DATA TO EXAMINE ::
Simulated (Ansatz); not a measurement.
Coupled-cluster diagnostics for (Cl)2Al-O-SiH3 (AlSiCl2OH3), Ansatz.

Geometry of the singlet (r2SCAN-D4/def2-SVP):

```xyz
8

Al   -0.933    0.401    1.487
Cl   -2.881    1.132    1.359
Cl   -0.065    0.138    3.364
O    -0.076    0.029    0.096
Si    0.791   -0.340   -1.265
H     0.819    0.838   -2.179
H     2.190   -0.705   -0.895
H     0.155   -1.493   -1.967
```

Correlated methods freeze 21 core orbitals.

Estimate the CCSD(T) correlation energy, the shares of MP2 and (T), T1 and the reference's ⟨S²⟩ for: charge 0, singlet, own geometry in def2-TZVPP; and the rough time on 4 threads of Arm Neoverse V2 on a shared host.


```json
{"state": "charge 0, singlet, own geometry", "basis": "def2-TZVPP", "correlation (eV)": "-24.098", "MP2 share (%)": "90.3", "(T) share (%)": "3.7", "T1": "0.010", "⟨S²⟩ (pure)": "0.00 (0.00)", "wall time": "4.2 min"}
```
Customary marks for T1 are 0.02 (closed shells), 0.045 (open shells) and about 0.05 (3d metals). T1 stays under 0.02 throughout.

ACTION ITEM ::
Write each entry out again. Do not change a word.

REPLY ::
Simulated (Ansatz); not a measurement.
Coupled-cluster diagnostics for (Cl)2Al-O-SiH3 (AlSiCl2OH3), Ansatz.

Geometry of the singlet (r2SCAN-D4/def2-SVP):

```xyz
8

Al   -0.933    0.401    1.487
Cl   -2.881    1.132    1.359
Cl   -0.065    0.138    3.364
O    -0.076    0.029    0.096
Si    0.791   -0.340   -1.265
H     0.819    0.838   -2.179
H     2.190   -0.705   -0.895
H     0.155   -1.493   -1.967
```

Correlated methods freeze 21 core orbitals.

Estimate the CCSD(T) correlation energy, the shares of MP2 and (T), T1 and the reference's ⟨S²⟩ for: charge 0, singlet, own geometry in def2-TZVPP; and the rough time on 4 threads of Arm Neoverse V2 on a shared host.


```json
{"state": "charge 0, singlet, own geometry", "basis": "def2-TZVPP", "correlation (eV)": "-24.098", "MP2 share (%)": "90.3", "(T) share (%)": "3.7", "T1": "0.010", "⟨S²⟩ (pure)": "0.00 (0.00)", "wall time": "4.2 min"}
```
Customary marks for T1 are 0.02 (closed shells), 0.045 (open shells) and about 0.05 (3d metals). T1 stays under 0.02 throughout.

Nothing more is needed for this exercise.